* [Work request]
Copy, word for word, the lines of the entries below between the one with "Reaction (SMILES): Cl (HCl) → [Cl-] + H+" and the one with "B3LYP-D3(BJ)/def2-TZVP geometries, fixed;", inclusive, and leave out everything else.

=-=-=-=-=

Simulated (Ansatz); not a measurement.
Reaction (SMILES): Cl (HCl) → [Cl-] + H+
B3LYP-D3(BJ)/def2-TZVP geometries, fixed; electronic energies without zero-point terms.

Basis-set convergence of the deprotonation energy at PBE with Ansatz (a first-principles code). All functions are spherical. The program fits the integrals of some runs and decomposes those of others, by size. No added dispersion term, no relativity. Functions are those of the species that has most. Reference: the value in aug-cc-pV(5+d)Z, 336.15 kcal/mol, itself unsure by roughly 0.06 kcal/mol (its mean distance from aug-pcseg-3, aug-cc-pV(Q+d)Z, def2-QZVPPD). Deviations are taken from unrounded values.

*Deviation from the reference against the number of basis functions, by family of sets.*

=-=-=-=-=

* [Exercise output]
Reaction (SMILES): Cl (HCl) → [Cl-] + H+
B3LYP-D3(BJ)/def2-TZVP geometries, fixed; electronic energies without zero-point terms.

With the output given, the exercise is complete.